BEGIN

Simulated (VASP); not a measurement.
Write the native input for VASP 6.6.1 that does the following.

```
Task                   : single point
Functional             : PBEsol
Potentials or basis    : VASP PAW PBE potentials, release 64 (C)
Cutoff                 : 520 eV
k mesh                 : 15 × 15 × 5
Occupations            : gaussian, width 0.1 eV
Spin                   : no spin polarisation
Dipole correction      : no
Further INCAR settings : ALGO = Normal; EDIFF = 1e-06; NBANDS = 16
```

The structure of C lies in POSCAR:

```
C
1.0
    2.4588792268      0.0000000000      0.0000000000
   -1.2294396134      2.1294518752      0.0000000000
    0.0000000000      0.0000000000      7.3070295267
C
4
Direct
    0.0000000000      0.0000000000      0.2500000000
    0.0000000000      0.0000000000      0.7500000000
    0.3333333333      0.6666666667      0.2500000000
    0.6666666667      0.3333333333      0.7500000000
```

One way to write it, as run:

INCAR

END

Assigned task:
From the first line through the last, repeat the entries exactly.

Worked solution:
Simulated (VASP); not a measurement.
Write the native input for VASP 6.6.1 that does the following.

```
Task                   : single point
Functional             : PBEsol
Potentials or basis    : VASP PAW PBE potentials, release 64 (C)
Cutoff                 : 520 eV
k mesh                 : 15 × 15 × 5
Occupations            : gaussian, width 0.1 eV
Spin                   : no spin polarisation
Dipole correction      : no
Further INCAR settings : ALGO = Normal; EDIFF = 1e-06; NBANDS = 16
```

The structure of C lies in POSCAR:

```
C
1.0
    2.4588792268      0.0000000000      0.0000000000
   -1.2294396134      2.1294518752      0.0000000000
    0.0000000000      0.0000000000      7.3070295267
C
4
Direct
    0.0000000000      0.0000000000      0.2500000000
    0.0000000000      0.0000000000      0.7500000000
    0.3333333333      0.6666666667      0.2500000000
    0.6666666667      0.3333333333      0.7500000000
```

One way to write it, as run:

INCAR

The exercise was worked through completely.